Requirement
Lines from the beginning of the entries up to and including the one with "Solution. Set 2" must be duplicated word for word; leave out all others.

──────────

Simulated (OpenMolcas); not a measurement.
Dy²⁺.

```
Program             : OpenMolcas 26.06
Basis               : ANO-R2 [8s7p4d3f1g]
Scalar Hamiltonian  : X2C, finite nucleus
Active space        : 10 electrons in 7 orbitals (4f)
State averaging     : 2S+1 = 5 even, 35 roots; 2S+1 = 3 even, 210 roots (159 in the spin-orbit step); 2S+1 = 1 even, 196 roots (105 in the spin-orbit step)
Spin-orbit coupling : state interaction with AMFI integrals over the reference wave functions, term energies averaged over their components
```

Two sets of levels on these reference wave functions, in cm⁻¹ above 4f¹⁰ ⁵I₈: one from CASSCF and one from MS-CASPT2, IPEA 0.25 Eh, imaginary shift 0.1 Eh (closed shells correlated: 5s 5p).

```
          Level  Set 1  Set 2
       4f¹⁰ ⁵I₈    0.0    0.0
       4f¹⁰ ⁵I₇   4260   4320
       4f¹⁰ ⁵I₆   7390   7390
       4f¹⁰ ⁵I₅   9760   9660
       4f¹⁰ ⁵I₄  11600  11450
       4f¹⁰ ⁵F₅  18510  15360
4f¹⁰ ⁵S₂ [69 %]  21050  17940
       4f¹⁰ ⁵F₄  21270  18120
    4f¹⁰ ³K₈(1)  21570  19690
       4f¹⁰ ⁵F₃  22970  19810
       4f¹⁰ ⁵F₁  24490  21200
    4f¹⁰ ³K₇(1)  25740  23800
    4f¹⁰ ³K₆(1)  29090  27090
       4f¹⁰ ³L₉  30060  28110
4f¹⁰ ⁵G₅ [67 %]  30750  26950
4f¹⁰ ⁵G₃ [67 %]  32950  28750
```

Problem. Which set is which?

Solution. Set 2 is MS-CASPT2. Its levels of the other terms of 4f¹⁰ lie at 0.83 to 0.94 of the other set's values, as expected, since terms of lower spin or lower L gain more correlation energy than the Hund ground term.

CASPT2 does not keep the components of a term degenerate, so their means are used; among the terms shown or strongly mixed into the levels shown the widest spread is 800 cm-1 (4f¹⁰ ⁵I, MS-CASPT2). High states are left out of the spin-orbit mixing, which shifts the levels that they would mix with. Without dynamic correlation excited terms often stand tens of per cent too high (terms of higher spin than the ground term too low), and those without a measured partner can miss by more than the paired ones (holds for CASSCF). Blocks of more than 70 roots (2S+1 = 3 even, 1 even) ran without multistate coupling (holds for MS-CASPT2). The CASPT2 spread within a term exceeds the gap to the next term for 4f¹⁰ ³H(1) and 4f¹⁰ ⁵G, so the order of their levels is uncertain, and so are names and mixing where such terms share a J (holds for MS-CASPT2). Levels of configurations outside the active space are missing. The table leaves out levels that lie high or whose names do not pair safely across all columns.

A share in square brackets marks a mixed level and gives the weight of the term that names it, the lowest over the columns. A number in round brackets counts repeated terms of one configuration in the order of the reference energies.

──────────

Task solution
Simulated (OpenMolcas); not a measurement.
Dy²⁺.

```
Program             : OpenMolcas 26.06
Basis               : ANO-R2 [8s7p4d3f1g]
Scalar Hamiltonian  : X2C, finite nucleus
Active space        : 10 electrons in 7 orbitals (4f)
State averaging     : 2S+1 = 5 even, 35 roots; 2S+1 = 3 even, 210 roots (159 in the spin-orbit step); 2S+1 = 1 even, 196 roots (105 in the spin-orbit step)
Spin-orbit coupling : state interaction with AMFI integrals over the reference wave functions, term energies averaged over their components
```

Two sets of levels on these reference wave functions, in cm⁻¹ above 4f¹⁰ ⁵I₈: one from CASSCF and one from MS-CASPT2, IPEA 0.25 Eh, imaginary shift 0.1 Eh (closed shells correlated: 5s 5p).

```
          Level  Set 1  Set 2
       4f¹⁰ ⁵I₈    0.0    0.0
       4f¹⁰ ⁵I₇   4260   4320
       4f¹⁰ ⁵I₆   7390   7390
       4f¹⁰ ⁵I₅   9760   9660
       4f¹⁰ ⁵I₄  11600  11450
       4f¹⁰ ⁵F₅  18510  15360
4f¹⁰ ⁵S₂ [69 %]  21050  17940
       4f¹⁰ ⁵F₄  21270  18120
    4f¹⁰ ³K₈(1)  21570  19690
       4f¹⁰ ⁵F₃  22970  19810
       4f¹⁰ ⁵F₁  24490  21200
    4f¹⁰ ³K₇(1)  25740  23800
    4f¹⁰ ³K₆(1)  29090  27090
       4f¹⁰ ³L₉  30060  28110
4f¹⁰ ⁵G₅ [67 %]  30750  26950
4f¹⁰ ⁵G₃ [67 %]  32950  28750
```

Problem. Which set is which?

Solution. Set 2 is MS-CASPT2. Its levels of the other terms of 4f¹⁰ lie at 0.83 to 0.94 of the other set's values, as expected, since terms of lower spin or lower L gain more correlation energy than the Hund ground term.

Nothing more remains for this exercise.